- [DATA EXTRACTS]:
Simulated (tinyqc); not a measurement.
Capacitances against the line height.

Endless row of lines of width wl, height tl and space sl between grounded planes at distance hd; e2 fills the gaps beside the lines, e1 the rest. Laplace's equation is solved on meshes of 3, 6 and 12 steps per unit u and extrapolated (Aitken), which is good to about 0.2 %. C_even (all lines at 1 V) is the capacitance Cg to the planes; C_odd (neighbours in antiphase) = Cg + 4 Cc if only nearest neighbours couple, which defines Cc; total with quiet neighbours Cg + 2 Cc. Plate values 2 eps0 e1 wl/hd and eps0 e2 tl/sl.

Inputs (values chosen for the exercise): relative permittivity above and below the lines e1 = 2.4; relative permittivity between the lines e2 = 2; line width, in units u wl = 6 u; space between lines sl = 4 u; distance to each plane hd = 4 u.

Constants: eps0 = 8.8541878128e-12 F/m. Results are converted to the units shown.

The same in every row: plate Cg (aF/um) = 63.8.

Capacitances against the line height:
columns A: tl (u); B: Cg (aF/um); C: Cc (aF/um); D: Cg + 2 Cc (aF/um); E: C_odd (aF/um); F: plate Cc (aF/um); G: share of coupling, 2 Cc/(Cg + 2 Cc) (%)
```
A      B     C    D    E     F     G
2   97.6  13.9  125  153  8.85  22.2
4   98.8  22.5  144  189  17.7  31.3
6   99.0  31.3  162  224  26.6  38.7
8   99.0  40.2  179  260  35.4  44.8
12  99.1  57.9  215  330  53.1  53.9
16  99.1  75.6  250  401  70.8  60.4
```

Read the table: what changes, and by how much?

- [REQUIREMENT]: Among the entries above, the line containing "Capacitances against the line height.", the line containing "Endless row of", and all lines between them are to be restated word for word; nothing else belongs in the reply.

- [TASK RESULT]:
Capacitances against the line height.

Endless row of lines of width wl, height tl and space sl between grounded planes at distance hd; e2 fills the gaps beside the lines, e1 the rest. Laplace's equation is solved on meshes of 3, 6 and 12 steps per unit u and extrapolated (Aitken), which is good to about 0.2 %. C_even (all lines at 1 V) is the capacitance Cg to the planes; C_odd (neighbours in antiphase) = Cg + 4 Cc if only nearest neighbours couple, which defines Cc; total with quiet neighbours Cg + 2 Cc. Plate values 2 eps0 e1 wl/hd and eps0 e2 tl/sl.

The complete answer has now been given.